Assignment -
Transcribe the records below exactly, from their first line through the line containing "Caveat: the PAW". Omit every line after it.

*** Opening of Information supplied ***

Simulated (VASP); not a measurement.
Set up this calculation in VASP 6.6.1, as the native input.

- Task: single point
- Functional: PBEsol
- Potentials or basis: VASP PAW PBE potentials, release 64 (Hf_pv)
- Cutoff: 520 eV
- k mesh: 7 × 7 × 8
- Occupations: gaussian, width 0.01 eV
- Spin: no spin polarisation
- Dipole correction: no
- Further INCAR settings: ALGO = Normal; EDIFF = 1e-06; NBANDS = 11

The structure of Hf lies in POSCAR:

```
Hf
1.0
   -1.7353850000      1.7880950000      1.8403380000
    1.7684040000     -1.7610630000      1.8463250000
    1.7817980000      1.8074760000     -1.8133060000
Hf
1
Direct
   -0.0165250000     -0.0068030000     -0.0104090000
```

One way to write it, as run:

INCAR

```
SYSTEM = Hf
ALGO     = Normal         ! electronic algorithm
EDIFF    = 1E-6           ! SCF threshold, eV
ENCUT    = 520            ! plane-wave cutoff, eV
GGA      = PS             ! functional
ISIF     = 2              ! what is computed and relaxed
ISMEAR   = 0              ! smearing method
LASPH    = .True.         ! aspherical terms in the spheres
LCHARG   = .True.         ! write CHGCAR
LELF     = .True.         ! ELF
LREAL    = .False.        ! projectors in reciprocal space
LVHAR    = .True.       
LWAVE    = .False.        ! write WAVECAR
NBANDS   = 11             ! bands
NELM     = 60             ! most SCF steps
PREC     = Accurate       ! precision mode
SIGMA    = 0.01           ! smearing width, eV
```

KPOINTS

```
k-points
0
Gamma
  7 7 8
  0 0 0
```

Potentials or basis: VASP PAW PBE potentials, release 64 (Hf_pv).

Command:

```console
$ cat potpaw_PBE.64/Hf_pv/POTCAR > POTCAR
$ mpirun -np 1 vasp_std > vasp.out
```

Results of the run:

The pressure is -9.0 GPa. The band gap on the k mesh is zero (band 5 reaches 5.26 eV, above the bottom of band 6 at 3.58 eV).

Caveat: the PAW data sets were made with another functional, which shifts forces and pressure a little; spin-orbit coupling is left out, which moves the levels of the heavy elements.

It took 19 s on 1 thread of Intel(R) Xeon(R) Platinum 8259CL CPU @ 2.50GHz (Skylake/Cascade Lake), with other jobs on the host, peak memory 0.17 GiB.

*** Close of Information supplied ***

Exercise answer -
Simulated (VASP); not a measurement.
Set up this calculation in VASP 6.6.1, as the native input.

- Task: single point
- Functional: PBEsol
- Potentials or basis: VASP PAW PBE potentials, release 64 (Hf_pv)
- Cutoff: 520 eV
- k mesh: 7 × 7 × 8
- Occupations: gaussian, width 0.01 eV
- Spin: no spin polarisation
- Dipole correction: no
- Further INCAR settings: ALGO = Normal; EDIFF = 1e-06; NBANDS = 11

The structure of Hf lies in POSCAR:

```
Hf
1.0
   -1.7353850000      1.7880950000      1.8403380000
    1.7684040000     -1.7610630000      1.8463250000
    1.7817980000      1.8074760000     -1.8133060000
Hf
1
Direct
   -0.0165250000     -0.0068030000     -0.0104090000
```

One way to write it, as run:

INCAR

```
SYSTEM = Hf
ALGO     = Normal         ! electronic algorithm
EDIFF    = 1E-6           ! SCF threshold, eV
ENCUT    = 520            ! plane-wave cutoff, eV
GGA      = PS             ! functional
ISIF     = 2              ! what is computed and relaxed
ISMEAR   = 0              ! smearing method
LASPH    = .True.         ! aspherical terms in the spheres
LCHARG   = .True.         ! write CHGCAR
LELF     = .True.         ! ELF
LREAL    = .False.        ! projectors in reciprocal space
LVHAR    = .True.       
LWAVE    = .False.        ! write WAVECAR
NBANDS   = 11             ! bands
NELM     = 60             ! most SCF steps
PREC     = Accurate       ! precision mode
SIGMA    = 0.01           ! smearing width, eV
```

KPOINTS

```
k-points
0
Gamma
  7 7 8
  0 0 0
```

Potentials or basis: VASP PAW PBE potentials, release 64 (Hf_pv).

Command:

```console
$ cat potpaw_PBE.64/Hf_pv/POTCAR > POTCAR
$ mpirun -np 1 vasp_std > vasp.out
```

Results of the run:

The pressure is -9.0 GPa. The band gap on the k mesh is zero (band 5 reaches 5.26 eV, above the bottom of band 6 at 3.58 eV).

Caveat: the PAW data sets were made with another functional, which shifts forces and pressure a little; spin-orbit coupling is left out, which moves the levels of the heavy elements.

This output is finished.